- _Requirement_:
There is material below. Print exactly the lines starting at the line with "Input file and" and ending at the line with "Keys: zs atomic", ends included, and no others.

- _Entries provided_:
┏━━
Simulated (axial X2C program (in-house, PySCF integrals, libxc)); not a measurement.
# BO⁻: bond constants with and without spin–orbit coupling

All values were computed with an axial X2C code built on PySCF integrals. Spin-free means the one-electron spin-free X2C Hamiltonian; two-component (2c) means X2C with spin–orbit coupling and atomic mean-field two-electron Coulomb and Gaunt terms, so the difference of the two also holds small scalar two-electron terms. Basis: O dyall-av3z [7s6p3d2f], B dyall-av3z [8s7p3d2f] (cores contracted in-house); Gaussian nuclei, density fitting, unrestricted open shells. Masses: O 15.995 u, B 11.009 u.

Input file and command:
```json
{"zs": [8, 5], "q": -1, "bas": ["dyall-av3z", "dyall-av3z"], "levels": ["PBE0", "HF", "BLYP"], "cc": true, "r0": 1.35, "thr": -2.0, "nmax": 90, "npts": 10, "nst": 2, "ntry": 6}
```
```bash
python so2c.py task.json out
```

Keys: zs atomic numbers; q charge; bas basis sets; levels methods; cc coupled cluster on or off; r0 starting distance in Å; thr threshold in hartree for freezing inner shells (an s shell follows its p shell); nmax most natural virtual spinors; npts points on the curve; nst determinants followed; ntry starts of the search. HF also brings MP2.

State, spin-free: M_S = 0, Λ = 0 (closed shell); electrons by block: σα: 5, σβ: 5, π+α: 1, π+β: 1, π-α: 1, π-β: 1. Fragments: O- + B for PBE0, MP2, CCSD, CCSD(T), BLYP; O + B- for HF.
┗━━

- _Written response_:
Input file and command:
```json
{"zs": [8, 5], "q": -1, "bas": ["dyall-av3z", "dyall-av3z"], "levels": ["PBE0", "HF", "BLYP"], "cc": true, "r0": 1.35, "thr": -2.0, "nmax": 90, "npts": 10, "nst": 2, "ntry": 6}
```
```bash
python so2c.py task.json out
```

Keys: zs atomic numbers; q charge; bas basis sets; levels methods; cc coupled cluster on or off; r0 starting distance in Å; thr threshold in hartree for freezing inner shells (an s shell follows its p shell); nmax most natural virtual spinors; npts points on the curve; nst determinants followed; ntry starts of the search. HF also brings MP2.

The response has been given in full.